ASSIGNMENT: Transcribe the records below exactly, from their first line through the line containing "Two-band model of". Omit every line after it.

ENTRIES SHOWN:
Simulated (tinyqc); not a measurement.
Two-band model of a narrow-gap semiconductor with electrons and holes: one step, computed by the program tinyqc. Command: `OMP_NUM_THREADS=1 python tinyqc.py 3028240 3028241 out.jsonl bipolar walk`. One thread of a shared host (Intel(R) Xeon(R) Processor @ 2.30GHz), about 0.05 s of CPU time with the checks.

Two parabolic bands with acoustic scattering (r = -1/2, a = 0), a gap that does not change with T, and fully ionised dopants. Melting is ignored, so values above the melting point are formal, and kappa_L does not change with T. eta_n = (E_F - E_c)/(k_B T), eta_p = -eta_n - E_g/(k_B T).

PROBLEM SOLUTION:
Simulated (tinyqc); not a measurement.
Two-band model of a narrow-gap semiconductor with electrons and holes: one step, computed by the program tinyqc. Command: `OMP_NUM_THREADS=1 python tinyqc.py 3028240 3028241 out.jsonl bipolar walk`. One thread of a shared host (Intel(R) Xeon(R) Processor @ 2.30GHz), about 0.05 s of CPU time with the checks.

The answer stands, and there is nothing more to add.